________________
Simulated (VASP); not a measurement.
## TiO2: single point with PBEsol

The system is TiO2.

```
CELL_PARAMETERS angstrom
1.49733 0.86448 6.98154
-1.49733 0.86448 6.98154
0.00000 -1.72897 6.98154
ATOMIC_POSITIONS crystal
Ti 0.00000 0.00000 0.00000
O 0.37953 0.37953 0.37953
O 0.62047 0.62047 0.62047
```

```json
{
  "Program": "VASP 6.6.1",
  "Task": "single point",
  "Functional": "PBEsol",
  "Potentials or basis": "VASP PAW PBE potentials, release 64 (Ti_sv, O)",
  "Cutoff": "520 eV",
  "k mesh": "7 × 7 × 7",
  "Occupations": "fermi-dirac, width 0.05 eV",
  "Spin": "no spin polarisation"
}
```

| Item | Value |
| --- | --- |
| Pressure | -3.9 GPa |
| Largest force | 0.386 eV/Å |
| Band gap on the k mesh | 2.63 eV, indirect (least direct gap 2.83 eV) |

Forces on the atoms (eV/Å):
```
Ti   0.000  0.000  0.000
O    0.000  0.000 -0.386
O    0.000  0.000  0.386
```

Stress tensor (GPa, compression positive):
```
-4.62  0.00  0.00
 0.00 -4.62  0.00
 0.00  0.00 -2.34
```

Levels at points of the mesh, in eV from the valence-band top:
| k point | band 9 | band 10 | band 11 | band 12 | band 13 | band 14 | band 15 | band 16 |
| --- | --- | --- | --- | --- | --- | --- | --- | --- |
________________

Action item:
Write the listing out again, word for word, in its entirety.

Exercise answer:
Simulated (VASP); not a measurement.
## TiO2: single point with PBEsol

The system is TiO2.

```
CELL_PARAMETERS angstrom
1.49733 0.86448 6.98154
-1.49733 0.86448 6.98154
0.00000 -1.72897 6.98154
ATOMIC_POSITIONS crystal
Ti 0.00000 0.00000 0.00000
O 0.37953 0.37953 0.37953
O 0.62047 0.62047 0.62047
```

```json
{
  "Program": "VASP 6.6.1",
  "Task": "single point",
  "Functional": "PBEsol",
  "Potentials or basis": "VASP PAW PBE potentials, release 64 (Ti_sv, O)",
  "Cutoff": "520 eV",
  "k mesh": "7 × 7 × 7",
  "Occupations": "fermi-dirac, width 0.05 eV",
  "Spin": "no spin polarisation"
}
```

| Item | Value |
| --- | --- |
| Pressure | -3.9 GPa |
| Largest force | 0.386 eV/Å |
| Band gap on the k mesh | 2.63 eV, indirect (least direct gap 2.83 eV) |

Forces on the atoms (eV/Å):
```
Ti   0.000  0.000  0.000
O    0.000  0.000 -0.386
O    0.000  0.000  0.386
```

Stress tensor (GPa, compression positive):
```
-4.62  0.00  0.00
 0.00 -4.62  0.00
 0.00  0.00 -2.34
```

Levels at points of the mesh, in eV from the valence-band top:
| k point | band 9 | band 10 | band 11 | band 12 | band 13 | band 14 | band 15 | band 16 |
| --- | --- | --- | --- | --- | --- | --- | --- | --- |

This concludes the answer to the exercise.